__Task item__: From the data below, please reproduce exactly everything from the line that contains "Potentials or basis: VASP" down to the line that contains "Question: How long", with both ends included.

|---|
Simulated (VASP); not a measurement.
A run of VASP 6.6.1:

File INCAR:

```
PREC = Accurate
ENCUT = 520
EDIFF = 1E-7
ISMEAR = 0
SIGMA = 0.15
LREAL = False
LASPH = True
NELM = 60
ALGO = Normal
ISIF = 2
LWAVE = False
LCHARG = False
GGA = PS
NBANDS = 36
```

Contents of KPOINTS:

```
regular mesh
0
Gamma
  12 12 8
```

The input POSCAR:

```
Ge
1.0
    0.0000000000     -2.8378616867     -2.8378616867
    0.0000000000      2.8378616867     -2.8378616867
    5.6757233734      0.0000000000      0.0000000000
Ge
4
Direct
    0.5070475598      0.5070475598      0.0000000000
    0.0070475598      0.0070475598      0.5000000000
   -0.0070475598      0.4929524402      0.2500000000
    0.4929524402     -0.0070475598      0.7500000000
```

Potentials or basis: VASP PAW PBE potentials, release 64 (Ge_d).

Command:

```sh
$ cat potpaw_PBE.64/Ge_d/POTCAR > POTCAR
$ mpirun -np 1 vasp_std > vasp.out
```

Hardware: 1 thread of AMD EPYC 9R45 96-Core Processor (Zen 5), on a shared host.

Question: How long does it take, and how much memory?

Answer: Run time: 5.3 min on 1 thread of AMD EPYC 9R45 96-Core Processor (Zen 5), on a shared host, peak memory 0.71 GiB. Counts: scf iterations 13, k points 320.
|---|

__Task output__:
Potentials or basis: VASP PAW PBE potentials, release 64 (Ge_d).

Command:

```sh
$ cat potpaw_PBE.64/Ge_d/POTCAR > POTCAR
$ mpirun -np 1 vasp_std > vasp.out
```

Hardware: 1 thread of AMD EPYC 9R45 96-Core Processor (Zen 5), on a shared host.

Question: How long does it take, and how much memory?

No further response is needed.